_Source material_.
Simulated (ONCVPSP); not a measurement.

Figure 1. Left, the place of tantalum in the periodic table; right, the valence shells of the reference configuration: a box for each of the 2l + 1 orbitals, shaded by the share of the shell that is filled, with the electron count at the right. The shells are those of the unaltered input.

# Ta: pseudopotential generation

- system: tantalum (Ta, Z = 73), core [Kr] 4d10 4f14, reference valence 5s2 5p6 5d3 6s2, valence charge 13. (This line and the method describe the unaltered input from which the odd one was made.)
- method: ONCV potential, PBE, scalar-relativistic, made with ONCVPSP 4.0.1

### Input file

_Requirement_.
So that no detail is lost, give every line of the data again exactly.

_Answer space_.
Simulated (ONCVPSP); not a measurement.

Figure 1. Left, the place of tantalum in the periodic table; right, the valence shells of the reference configuration: a box for each of the 2l + 1 orbitals, shaded by the share of the shell that is filled, with the electron count at the right. The shells are those of the unaltered input.

# Ta: pseudopotential generation

- system: tantalum (Ta, Z = 73), core [Kr] 4d10 4f14, reference valence 5s2 5p6 5d3 6s2, valence charge 13. (This line and the method describe the unaltered input from which the odd one was made.)
- method: ONCV potential, PBE, scalar-relativistic, made with ONCVPSP 4.0.1

### Input file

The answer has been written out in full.